▶ REQUIRED ACTION
Please set down exactly the lines of the listing below from the line containing "Alike in all" through the line containing "Task: Fill in the values left out.", both lines included, leaving out all other lines.

▶ LISTED RECORDS
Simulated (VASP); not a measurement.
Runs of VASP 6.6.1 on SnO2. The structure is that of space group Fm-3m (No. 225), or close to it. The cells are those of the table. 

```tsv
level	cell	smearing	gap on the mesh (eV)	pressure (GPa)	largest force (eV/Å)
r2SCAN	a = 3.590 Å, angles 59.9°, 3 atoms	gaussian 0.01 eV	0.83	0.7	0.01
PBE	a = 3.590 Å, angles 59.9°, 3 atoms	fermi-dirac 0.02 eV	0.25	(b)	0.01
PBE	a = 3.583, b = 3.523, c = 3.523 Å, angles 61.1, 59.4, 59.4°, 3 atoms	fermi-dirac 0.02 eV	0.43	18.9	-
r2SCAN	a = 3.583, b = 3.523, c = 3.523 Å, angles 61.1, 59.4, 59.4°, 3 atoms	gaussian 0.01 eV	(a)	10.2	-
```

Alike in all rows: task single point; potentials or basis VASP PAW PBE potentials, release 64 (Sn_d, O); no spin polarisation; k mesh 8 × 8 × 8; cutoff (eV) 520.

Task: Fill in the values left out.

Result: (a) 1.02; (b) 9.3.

▶ TASK ANSWER
Alike in all rows: task single point; potentials or basis VASP PAW PBE potentials, release 64 (Sn_d, O); no spin polarisation; k mesh 8 × 8 × 8; cutoff (eV) 520.

Task: Fill in the values left out.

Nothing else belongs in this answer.